Exercise:
Once you reach the line containing "0.855 | 4.853 |" in the data below, restate each line word for word up to and including the one containing "Task: Does the".

═════ Exercise data ═════

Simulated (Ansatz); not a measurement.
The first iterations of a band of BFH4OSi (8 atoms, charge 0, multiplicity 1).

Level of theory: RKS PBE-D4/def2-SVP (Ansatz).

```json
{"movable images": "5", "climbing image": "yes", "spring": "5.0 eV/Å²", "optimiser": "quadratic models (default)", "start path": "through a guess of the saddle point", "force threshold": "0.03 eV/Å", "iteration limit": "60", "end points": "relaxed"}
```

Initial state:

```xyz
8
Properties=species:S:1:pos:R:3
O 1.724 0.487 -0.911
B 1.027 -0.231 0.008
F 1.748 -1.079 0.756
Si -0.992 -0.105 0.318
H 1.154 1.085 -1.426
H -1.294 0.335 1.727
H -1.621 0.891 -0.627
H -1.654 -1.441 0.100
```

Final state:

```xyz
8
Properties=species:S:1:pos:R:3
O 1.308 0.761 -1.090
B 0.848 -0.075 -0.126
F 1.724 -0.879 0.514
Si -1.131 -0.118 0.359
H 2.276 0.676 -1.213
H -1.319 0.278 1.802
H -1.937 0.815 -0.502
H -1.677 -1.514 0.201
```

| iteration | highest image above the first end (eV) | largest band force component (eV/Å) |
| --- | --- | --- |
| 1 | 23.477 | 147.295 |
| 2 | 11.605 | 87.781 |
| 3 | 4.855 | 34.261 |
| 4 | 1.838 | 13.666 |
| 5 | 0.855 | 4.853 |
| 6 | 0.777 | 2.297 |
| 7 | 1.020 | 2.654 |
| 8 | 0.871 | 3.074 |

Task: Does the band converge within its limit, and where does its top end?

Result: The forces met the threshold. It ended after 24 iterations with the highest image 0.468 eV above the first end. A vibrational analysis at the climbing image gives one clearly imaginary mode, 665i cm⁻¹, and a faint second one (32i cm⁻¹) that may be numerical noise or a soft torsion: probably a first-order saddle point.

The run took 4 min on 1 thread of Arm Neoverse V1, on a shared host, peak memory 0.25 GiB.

═════

Your response:
| 5 | 0.855 | 4.853 |
| 6 | 0.777 | 2.297 |
| 7 | 1.020 | 2.654 |
| 8 | 0.871 | 3.074 |

Task: Does the band converge within its limit, and where does its top end?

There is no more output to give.